Brief
In the listing below, print exactly the lines between the line holding "Program: in-house B-spline" and the line holding "hafnium (Z = 72) |", inclusive, and no more.

Excerpted records
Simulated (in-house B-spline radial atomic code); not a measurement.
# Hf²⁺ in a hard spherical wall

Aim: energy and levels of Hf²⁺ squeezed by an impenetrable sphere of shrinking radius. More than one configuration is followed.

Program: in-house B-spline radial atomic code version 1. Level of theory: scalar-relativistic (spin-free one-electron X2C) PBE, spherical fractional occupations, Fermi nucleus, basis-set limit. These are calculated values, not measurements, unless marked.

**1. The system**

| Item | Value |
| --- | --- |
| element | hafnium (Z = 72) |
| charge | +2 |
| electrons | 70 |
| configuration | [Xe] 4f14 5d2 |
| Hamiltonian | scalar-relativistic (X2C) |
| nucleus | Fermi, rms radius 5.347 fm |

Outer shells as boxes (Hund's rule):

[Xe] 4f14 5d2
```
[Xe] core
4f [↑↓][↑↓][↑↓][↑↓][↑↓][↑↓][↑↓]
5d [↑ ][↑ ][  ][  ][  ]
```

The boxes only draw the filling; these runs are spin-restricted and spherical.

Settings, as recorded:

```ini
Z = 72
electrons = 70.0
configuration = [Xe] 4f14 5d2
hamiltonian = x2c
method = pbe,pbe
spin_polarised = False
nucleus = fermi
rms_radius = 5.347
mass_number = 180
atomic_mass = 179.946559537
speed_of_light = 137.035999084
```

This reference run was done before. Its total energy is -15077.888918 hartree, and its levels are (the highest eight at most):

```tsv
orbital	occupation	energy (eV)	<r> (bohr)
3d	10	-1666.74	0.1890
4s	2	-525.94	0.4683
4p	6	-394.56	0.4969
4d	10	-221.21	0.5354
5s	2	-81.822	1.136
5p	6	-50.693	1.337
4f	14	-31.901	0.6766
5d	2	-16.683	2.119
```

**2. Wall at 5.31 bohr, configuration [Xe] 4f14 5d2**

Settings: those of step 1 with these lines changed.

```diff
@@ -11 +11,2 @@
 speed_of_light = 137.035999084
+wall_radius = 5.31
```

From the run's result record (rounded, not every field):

Response box
Program: in-house B-spline radial atomic code version 1. Level of theory: scalar-relativistic (spin-free one-electron X2C) PBE, spherical fractional occupations, Fermi nucleus, basis-set limit. These are calculated values, not measurements, unless marked.

**1. The system**

| Item | Value |
| --- | --- |
| element | hafnium (Z = 72) |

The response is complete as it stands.